**Given records**
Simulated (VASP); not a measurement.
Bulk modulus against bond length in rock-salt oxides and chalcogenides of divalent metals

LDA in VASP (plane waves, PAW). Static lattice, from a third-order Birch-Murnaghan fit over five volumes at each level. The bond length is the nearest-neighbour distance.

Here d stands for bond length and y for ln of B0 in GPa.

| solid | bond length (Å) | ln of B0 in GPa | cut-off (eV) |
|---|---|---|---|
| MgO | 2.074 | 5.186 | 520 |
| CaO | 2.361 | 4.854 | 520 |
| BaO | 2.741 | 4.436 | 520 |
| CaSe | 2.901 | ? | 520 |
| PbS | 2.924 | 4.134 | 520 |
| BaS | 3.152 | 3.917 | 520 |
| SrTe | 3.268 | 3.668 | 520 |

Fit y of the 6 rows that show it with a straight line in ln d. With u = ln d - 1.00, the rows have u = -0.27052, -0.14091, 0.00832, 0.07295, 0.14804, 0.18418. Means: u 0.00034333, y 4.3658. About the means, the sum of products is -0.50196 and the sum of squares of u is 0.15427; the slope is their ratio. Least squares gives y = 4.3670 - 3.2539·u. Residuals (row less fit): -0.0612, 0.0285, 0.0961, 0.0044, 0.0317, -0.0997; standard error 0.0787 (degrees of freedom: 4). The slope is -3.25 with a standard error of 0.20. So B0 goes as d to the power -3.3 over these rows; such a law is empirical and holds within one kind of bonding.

**Requirement**
Return nothing but the lines from the first line of the listing through the line with "3.668 | 520 |", please, keeping every one of them unchanged.

**Exercise response**
Simulated (VASP); not a measurement.
Bulk modulus against bond length in rock-salt oxides and chalcogenides of divalent metals

LDA in VASP (plane waves, PAW). Static lattice, from a third-order Birch-Murnaghan fit over five volumes at each level. The bond length is the nearest-neighbour distance.

Here d stands for bond length and y for ln of B0 in GPa.

| solid | bond length (Å) | ln of B0 in GPa | cut-off (eV) |
|---|---|---|---|
| MgO | 2.074 | 5.186 | 520 |
| CaO | 2.361 | 4.854 | 520 |
| BaO | 2.741 | 4.436 | 520 |
| CaSe | 2.901 | ? | 520 |
| PbS | 2.924 | 4.134 | 520 |
| BaS | 3.152 | 3.917 | 520 |
| SrTe | 3.268 | 3.668 | 520 |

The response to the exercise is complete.